•••••

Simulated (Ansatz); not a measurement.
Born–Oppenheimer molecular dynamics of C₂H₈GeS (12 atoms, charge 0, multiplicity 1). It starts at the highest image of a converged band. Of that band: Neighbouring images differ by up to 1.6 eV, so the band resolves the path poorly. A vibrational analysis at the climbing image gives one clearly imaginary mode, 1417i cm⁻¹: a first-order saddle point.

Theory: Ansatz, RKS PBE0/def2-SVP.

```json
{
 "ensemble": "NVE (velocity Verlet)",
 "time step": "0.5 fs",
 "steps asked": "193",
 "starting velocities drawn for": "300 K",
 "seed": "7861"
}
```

•••••

Work task:
Nothing may be omitted. Restate all of the entries exactly.

Your solution:
Simulated (Ansatz); not a measurement.
Born–Oppenheimer molecular dynamics of C₂H₈GeS (12 atoms, charge 0, multiplicity 1). It starts at the highest image of a converged band. Of that band: Neighbouring images differ by up to 1.6 eV, so the band resolves the path poorly. A vibrational analysis at the climbing image gives one clearly imaginary mode, 1417i cm⁻¹: a first-order saddle point.

Theory: Ansatz, RKS PBE0/def2-SVP.

```json
{
 "ensemble": "NVE (velocity Verlet)",
 "time step": "0.5 fs",
 "steps asked": "193",
 "starting velocities drawn for": "300 K",
 "seed": "7861"
}
```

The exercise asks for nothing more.